### Task item
Print the records below exactly, leaving out nothing.

━━━━━━━━━━━━━━━━━━━━━━━━━━━━━━
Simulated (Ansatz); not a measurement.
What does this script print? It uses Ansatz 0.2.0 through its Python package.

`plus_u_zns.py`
━━━━━━━━━━━━━━━━━━━━━━━━━━━━━━

### Problem solution
Simulated (Ansatz); not a measurement.
What does this script print? It uses Ansatz 0.2.0 through its Python package.

`plus_u_zns.py`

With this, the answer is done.